■ Work item
What you return must match the records below exactly, down to each character.

■ Record extracts

[Start of Attachment]

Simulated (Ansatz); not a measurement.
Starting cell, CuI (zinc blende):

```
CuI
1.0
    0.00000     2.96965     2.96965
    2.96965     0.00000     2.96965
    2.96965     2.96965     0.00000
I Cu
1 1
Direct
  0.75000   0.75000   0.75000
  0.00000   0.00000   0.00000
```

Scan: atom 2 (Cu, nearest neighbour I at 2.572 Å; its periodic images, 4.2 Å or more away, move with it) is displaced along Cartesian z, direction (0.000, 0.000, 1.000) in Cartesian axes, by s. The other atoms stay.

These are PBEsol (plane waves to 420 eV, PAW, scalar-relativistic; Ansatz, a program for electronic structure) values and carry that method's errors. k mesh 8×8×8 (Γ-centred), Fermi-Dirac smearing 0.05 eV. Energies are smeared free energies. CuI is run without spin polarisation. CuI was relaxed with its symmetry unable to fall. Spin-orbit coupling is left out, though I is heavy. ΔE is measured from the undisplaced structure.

[End of Attachment]

■ Task answer
Simulated (Ansatz); not a measurement.
Starting cell, CuI (zinc blende):

```
CuI
1.0
    0.00000     2.96965     2.96965
    2.96965     0.00000     2.96965
    2.96965     2.96965     0.00000
I Cu
1 1
Direct
  0.75000   0.75000   0.75000
  0.00000   0.00000   0.00000
```

Scan: atom 2 (Cu, nearest neighbour I at 2.572 Å; its periodic images, 4.2 Å or more away, move with it) is displaced along Cartesian z, direction (0.000, 0.000, 1.000) in Cartesian axes, by s. The other atoms stay.

These are PBEsol (plane waves to 420 eV, PAW, scalar-relativistic; Ansatz, a program for electronic structure) values and carry that method's errors. k mesh 8×8×8 (Γ-centred), Fermi-Dirac smearing 0.05 eV. Energies are smeared free energies. CuI is run without spin polarisation. CuI was relaxed with its symmetry unable to fall. Spin-orbit coupling is left out, though I is heavy. ΔE is measured from the undisplaced structure.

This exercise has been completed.